Recorded data »
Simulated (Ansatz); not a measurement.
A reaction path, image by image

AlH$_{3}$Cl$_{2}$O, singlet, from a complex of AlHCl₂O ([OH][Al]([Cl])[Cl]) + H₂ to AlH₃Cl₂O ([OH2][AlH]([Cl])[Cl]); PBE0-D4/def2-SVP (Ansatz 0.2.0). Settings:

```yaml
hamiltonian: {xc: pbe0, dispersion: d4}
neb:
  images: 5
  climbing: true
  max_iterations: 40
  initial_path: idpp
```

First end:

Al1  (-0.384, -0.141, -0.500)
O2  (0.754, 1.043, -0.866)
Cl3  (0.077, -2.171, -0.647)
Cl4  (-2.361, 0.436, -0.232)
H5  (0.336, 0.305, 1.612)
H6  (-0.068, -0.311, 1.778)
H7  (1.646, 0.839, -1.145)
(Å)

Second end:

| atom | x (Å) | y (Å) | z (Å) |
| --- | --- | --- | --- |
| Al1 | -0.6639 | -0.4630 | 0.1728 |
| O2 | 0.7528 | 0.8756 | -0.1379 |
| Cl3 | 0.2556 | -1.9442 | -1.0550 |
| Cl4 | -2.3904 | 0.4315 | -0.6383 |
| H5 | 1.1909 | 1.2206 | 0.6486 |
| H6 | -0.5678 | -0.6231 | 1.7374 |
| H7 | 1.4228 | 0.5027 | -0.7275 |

Work item »
Write out each line exactly, as it is shown above.

Answer space »
Simulated (Ansatz); not a measurement.
A reaction path, image by image

AlH$_{3}$Cl$_{2}$O, singlet, from a complex of AlHCl₂O ([OH][Al]([Cl])[Cl]) + H₂ to AlH₃Cl₂O ([OH2][AlH]([Cl])[Cl]); PBE0-D4/def2-SVP (Ansatz 0.2.0). Settings:

```yaml
hamiltonian: {xc: pbe0, dispersion: d4}
neb:
  images: 5
  climbing: true
  max_iterations: 40
  initial_path: idpp
```

First end:

Al1  (-0.384, -0.141, -0.500)
O2  (0.754, 1.043, -0.866)
Cl3  (0.077, -2.171, -0.647)
Cl4  (-2.361, 0.436, -0.232)
H5  (0.336, 0.305, 1.612)
H6  (-0.068, -0.311, 1.778)
H7  (1.646, 0.839, -1.145)
(Å)

Second end:

| atom | x (Å) | y (Å) | z (Å) |
| --- | --- | --- | --- |
| Al1 | -0.6639 | -0.4630 | 0.1728 |
| O2 | 0.7528 | 0.8756 | -0.1379 |
| Cl3 | 0.2556 | -1.9442 | -1.0550 |
| Cl4 | -2.3904 | 0.4315 | -0.6383 |
| H5 | 1.1909 | 1.2206 | 0.6486 |
| H6 | -0.5678 | -0.6231 | 1.7374 |
| H7 | 1.4228 | 0.5027 | -0.7275 |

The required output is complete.